Provided data Start Marker

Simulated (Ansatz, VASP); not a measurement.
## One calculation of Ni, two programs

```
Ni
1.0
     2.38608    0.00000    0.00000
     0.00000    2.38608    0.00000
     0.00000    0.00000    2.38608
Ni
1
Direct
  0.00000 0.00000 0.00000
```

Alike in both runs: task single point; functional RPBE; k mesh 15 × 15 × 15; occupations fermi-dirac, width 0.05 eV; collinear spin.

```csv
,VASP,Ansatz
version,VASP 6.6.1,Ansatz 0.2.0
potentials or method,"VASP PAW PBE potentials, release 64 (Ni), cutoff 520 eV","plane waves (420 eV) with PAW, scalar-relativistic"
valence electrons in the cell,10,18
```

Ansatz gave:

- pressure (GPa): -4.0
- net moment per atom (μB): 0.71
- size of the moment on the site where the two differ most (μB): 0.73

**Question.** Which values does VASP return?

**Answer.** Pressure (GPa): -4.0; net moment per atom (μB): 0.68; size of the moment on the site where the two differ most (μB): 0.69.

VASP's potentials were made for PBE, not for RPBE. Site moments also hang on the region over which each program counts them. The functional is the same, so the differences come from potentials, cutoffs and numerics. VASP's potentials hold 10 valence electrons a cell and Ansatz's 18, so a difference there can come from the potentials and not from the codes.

Provided data End Marker

Once you find the line with "- pressure (GPa): -4.0" above, print it and every line after it up to and including the line with "most (μB): 0.69.", exactly as written and nothing else.

- pressure (GPa): -4.0
- net moment per atom (μB): 0.71
- size of the moment on the site where the two differ most (μB): 0.73

**Question.** Which values does VASP return?

**Answer.** Pressure (GPa): -4.0; net moment per atom (μB): 0.68; size of the moment on the site where the two differ most (μB): 0.69.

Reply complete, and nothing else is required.